The entries below are to be copied exactly, with nothing left out.

(Extracted records Opens)

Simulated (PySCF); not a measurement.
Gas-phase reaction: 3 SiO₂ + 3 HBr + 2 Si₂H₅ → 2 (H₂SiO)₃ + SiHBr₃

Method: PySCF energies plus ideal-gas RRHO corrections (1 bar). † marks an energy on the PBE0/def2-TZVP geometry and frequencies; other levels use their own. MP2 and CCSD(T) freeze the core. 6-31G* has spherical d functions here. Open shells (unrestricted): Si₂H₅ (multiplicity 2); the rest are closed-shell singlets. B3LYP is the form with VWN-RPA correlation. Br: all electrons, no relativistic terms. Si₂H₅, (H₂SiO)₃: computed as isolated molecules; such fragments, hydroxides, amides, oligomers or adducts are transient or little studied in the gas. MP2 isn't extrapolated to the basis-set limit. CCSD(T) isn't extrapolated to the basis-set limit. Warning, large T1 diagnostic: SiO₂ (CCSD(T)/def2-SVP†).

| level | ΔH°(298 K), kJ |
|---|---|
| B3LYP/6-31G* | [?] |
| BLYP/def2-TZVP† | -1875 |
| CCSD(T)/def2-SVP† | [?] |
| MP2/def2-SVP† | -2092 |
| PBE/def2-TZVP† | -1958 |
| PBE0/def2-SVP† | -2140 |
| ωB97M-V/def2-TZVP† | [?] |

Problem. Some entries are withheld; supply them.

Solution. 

(Extracted records Closes)

*Response box*:
Simulated (PySCF); not a measurement.
Gas-phase reaction: 3 SiO₂ + 3 HBr + 2 Si₂H₅ → 2 (H₂SiO)₃ + SiHBr₃

Method: PySCF energies plus ideal-gas RRHO corrections (1 bar). † marks an energy on the PBE0/def2-TZVP geometry and frequencies; other levels use their own. MP2 and CCSD(T) freeze the core. 6-31G* has spherical d functions here. Open shells (unrestricted): Si₂H₅ (multiplicity 2); the rest are closed-shell singlets. B3LYP is the form with VWN-RPA correlation. Br: all electrons, no relativistic terms. Si₂H₅, (H₂SiO)₃: computed as isolated molecules; such fragments, hydroxides, amides, oligomers or adducts are transient or little studied in the gas. MP2 isn't extrapolated to the basis-set limit. CCSD(T) isn't extrapolated to the basis-set limit. Warning, large T1 diagnostic: SiO₂ (CCSD(T)/def2-SVP†).

| level | ΔH°(298 K), kJ |
|---|---|
| B3LYP/6-31G* | [?] |
| BLYP/def2-TZVP† | -1875 |
| CCSD(T)/def2-SVP† | [?] |
| MP2/def2-SVP† | -2092 |
| PBE/def2-TZVP† | -1958 |
| PBE0/def2-SVP† | -2140 |
| ωB97M-V/def2-TZVP† | [?] |

Problem. Some entries are withheld; supply them.

Solution. 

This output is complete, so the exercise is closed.